Excerpted records ▸
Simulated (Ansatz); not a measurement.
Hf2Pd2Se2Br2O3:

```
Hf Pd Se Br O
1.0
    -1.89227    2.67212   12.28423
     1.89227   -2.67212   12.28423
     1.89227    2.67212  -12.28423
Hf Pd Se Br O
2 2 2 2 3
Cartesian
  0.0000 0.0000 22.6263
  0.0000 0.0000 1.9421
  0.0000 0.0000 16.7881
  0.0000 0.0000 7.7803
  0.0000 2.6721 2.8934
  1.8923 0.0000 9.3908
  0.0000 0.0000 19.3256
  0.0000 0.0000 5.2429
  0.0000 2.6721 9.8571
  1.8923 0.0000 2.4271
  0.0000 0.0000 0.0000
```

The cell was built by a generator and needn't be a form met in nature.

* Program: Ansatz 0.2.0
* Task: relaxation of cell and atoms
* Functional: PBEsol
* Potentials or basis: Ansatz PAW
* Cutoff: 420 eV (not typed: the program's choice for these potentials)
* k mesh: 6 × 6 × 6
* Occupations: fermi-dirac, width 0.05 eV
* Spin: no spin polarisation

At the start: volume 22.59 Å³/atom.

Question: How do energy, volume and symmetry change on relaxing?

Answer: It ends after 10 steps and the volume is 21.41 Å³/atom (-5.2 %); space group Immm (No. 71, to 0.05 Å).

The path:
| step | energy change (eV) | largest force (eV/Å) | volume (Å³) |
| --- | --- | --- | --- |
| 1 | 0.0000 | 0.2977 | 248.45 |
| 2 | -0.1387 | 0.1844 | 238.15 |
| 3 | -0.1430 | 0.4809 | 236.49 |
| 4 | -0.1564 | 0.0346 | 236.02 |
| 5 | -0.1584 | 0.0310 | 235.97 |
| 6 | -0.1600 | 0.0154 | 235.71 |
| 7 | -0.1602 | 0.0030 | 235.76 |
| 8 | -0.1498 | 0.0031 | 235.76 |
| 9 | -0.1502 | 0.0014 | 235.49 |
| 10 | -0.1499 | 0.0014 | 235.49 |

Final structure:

Requirement ▸
Send back an exact copy of only the lines from the line with "Program: Ansatz 0.2.0" up to and including the line with "-0.1499 | 0.0014 | 235.49 |" in the data above.

Task answer ▸
* Program: Ansatz 0.2.0
* Task: relaxation of cell and atoms
* Functional: PBEsol
* Potentials or basis: Ansatz PAW
* Cutoff: 420 eV (not typed: the program's choice for these potentials)
* k mesh: 6 × 6 × 6
* Occupations: fermi-dirac, width 0.05 eV
* Spin: no spin polarisation

At the start: volume 22.59 Å³/atom.

Question: How do energy, volume and symmetry change on relaxing?

Answer: It ends after 10 steps and the volume is 21.41 Å³/atom (-5.2 %); space group Immm (No. 71, to 0.05 Å).

The path:
| step | energy change (eV) | largest force (eV/Å) | volume (Å³) |
| --- | --- | --- | --- |
| 1 | 0.0000 | 0.2977 | 248.45 |
| 2 | -0.1387 | 0.1844 | 238.15 |
| 3 | -0.1430 | 0.4809 | 236.49 |
| 4 | -0.1564 | 0.0346 | 236.02 |
| 5 | -0.1584 | 0.0310 | 235.97 |
| 6 | -0.1600 | 0.0154 | 235.71 |
| 7 | -0.1602 | 0.0030 | 235.76 |
| 8 | -0.1498 | 0.0031 | 235.76 |
| 9 | -0.1502 | 0.0014 | 235.49 |
| 10 | -0.1499 | 0.0014 | 235.49 |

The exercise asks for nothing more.